▸ **Task item**
All of the data needs to be repeated exactly.

====== Extracted entries ======
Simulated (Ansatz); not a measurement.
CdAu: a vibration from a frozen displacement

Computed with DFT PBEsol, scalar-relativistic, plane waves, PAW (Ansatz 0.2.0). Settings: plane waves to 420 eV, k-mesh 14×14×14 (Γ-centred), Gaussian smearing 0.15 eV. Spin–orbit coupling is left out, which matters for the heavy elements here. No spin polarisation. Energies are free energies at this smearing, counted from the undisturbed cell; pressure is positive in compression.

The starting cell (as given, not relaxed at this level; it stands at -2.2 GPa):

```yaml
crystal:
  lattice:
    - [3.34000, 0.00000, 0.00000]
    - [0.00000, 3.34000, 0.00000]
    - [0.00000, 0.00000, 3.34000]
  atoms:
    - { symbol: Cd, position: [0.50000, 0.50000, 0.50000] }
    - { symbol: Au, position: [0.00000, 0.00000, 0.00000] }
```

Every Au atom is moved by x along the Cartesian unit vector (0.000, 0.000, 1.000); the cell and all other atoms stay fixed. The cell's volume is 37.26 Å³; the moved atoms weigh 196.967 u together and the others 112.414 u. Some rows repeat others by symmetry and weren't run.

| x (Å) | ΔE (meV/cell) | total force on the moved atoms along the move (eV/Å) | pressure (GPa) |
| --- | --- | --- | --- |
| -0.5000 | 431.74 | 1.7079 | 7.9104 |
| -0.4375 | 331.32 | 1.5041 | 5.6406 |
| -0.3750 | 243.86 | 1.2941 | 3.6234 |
======

▸ **Worked solution**
Simulated (Ansatz); not a measurement.
CdAu: a vibration from a frozen displacement

Computed with DFT PBEsol, scalar-relativistic, plane waves, PAW (Ansatz 0.2.0). Settings: plane waves to 420 eV, k-mesh 14×14×14 (Γ-centred), Gaussian smearing 0.15 eV. Spin–orbit coupling is left out, which matters for the heavy elements here. No spin polarisation. Energies are free energies at this smearing, counted from the undisturbed cell; pressure is positive in compression.

The starting cell (as given, not relaxed at this level; it stands at -2.2 GPa):

```yaml
crystal:
  lattice:
    - [3.34000, 0.00000, 0.00000]
    - [0.00000, 3.34000, 0.00000]
    - [0.00000, 0.00000, 3.34000]
  atoms:
    - { symbol: Cd, position: [0.50000, 0.50000, 0.50000] }
    - { symbol: Au, position: [0.00000, 0.00000, 0.00000] }
```

Every Au atom is moved by x along the Cartesian unit vector (0.000, 0.000, 1.000); the cell and all other atoms stay fixed. The cell's volume is 37.26 Å³; the moved atoms weigh 196.967 u together and the others 112.414 u. Some rows repeat others by symmetry and weren't run.

| x (Å) | ΔE (meV/cell) | total force on the moved atoms along the move (eV/Å) | pressure (GPa) |
| --- | --- | --- | --- |
| -0.5000 | 431.74 | 1.7079 | 7.9104 |
| -0.4375 | 331.32 | 1.5041 | 5.6406 |
| -0.3750 | 243.86 | 1.2941 | 3.6234 |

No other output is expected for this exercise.